• WORK INSTRUCTION: Please quote exactly the opening lines of the data, from the first line to the one where "Charge 0, spin multiplicity 1." appears.

• SUPPLIED INFORMATION:
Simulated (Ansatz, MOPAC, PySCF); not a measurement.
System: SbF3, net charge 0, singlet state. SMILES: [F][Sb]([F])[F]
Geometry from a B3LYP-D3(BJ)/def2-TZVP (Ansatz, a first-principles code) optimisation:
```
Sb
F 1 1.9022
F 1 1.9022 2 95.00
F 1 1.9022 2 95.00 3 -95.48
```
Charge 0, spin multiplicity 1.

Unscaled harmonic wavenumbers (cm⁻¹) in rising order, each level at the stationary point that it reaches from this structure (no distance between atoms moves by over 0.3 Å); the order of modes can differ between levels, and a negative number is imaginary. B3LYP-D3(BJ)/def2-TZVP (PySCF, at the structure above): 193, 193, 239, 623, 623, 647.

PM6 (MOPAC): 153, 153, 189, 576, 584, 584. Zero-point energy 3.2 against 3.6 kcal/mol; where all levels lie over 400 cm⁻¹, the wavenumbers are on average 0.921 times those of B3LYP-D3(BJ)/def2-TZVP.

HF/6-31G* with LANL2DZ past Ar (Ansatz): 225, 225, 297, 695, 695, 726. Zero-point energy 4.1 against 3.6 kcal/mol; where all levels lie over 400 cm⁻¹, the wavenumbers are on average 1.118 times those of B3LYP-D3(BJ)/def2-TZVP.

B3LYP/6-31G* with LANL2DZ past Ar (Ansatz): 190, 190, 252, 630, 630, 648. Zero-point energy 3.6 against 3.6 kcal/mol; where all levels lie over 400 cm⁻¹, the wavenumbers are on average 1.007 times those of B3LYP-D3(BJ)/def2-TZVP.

• RESPONSE BOX:
Simulated (Ansatz, MOPAC, PySCF); not a measurement.
System: SbF3, net charge 0, singlet state. SMILES: [F][Sb]([F])[F]
Geometry from a B3LYP-D3(BJ)/def2-TZVP (Ansatz, a first-principles code) optimisation:
```
Sb
F 1 1.9022
F 1 1.9022 2 95.00
F 1 1.9022 2 95.00 3 -95.48
```
Charge 0, spin multiplicity 1.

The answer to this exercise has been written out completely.